Exercise >> Print the records again, character for character.

[[ Information supplied open ]]

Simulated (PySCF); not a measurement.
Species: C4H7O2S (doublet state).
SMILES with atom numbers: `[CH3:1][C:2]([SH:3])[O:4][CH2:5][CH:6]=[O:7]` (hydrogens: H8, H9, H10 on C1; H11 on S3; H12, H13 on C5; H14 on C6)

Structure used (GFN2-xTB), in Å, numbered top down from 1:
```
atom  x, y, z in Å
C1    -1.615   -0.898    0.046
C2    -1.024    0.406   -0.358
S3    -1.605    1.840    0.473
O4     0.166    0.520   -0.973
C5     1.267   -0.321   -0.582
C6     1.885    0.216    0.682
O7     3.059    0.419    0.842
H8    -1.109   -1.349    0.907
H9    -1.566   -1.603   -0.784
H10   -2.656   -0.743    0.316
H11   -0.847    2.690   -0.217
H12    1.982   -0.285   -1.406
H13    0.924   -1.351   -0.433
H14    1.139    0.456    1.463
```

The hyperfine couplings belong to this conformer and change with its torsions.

[[ Information supplied closed ]]

Worked solution >>
Simulated (PySCF); not a measurement.
Species: C4H7O2S (doublet state).
SMILES with atom numbers: `[CH3:1][C:2]([SH:3])[O:4][CH2:5][CH:6]=[O:7]` (hydrogens: H8, H9, H10 on C1; H11 on S3; H12, H13 on C5; H14 on C6)

Structure used (GFN2-xTB), in Å, numbered top down from 1:
```
atom  x, y, z in Å
C1    -1.615   -0.898    0.046
C2    -1.024    0.406   -0.358
S3    -1.605    1.840    0.473
O4     0.166    0.520   -0.973
C5     1.267   -0.321   -0.582
C6     1.885    0.216    0.682
O7     3.059    0.419    0.842
H8    -1.109   -1.349    0.907
H9    -1.566   -1.603   -0.784
H10   -2.656   -0.743    0.316
H11   -0.847    2.690   -0.217
H12    1.982   -0.285   -1.406
H13    0.924   -1.351   -0.433
H14    1.139    0.456    1.463
```

The hyperfine couplings belong to this conformer and change with its torsions.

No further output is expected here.